◆ WORK TASK
Write out the records once more, exactly as given.

------ DATASET CONTENT ------
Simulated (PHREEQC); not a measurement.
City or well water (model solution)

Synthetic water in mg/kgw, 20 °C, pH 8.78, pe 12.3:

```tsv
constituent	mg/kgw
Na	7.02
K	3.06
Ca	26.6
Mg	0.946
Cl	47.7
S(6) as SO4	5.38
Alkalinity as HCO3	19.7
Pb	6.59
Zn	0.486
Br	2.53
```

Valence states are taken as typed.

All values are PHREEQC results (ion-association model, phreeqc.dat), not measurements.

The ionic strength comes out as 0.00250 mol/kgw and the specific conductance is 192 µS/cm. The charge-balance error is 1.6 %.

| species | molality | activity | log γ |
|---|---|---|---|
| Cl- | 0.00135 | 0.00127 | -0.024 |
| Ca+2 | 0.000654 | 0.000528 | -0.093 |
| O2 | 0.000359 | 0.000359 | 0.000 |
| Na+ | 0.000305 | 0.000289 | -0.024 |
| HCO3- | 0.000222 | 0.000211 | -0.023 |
------

◆ RESPONSE BOX
Simulated (PHREEQC); not a measurement.
City or well water (model solution)

Synthetic water in mg/kgw, 20 °C, pH 8.78, pe 12.3:

```tsv
constituent	mg/kgw
Na	7.02
K	3.06
Ca	26.6
Mg	0.946
Cl	47.7
S(6) as SO4	5.38
Alkalinity as HCO3	19.7
Pb	6.59
Zn	0.486
Br	2.53
```

Valence states are taken as typed.

All values are PHREEQC results (ion-association model, phreeqc.dat), not measurements.

The ionic strength comes out as 0.00250 mol/kgw and the specific conductance is 192 µS/cm. The charge-balance error is 1.6 %.

| species | molality | activity | log γ |
|---|---|---|---|
| Cl- | 0.00135 | 0.00127 | -0.024 |
| Ca+2 | 0.000654 | 0.000528 | -0.093 |
| O2 | 0.000359 | 0.000359 | 0.000 |
| Na+ | 0.000305 | 0.000289 | -0.024 |
| HCO3- | 0.000222 | 0.000211 | -0.023 |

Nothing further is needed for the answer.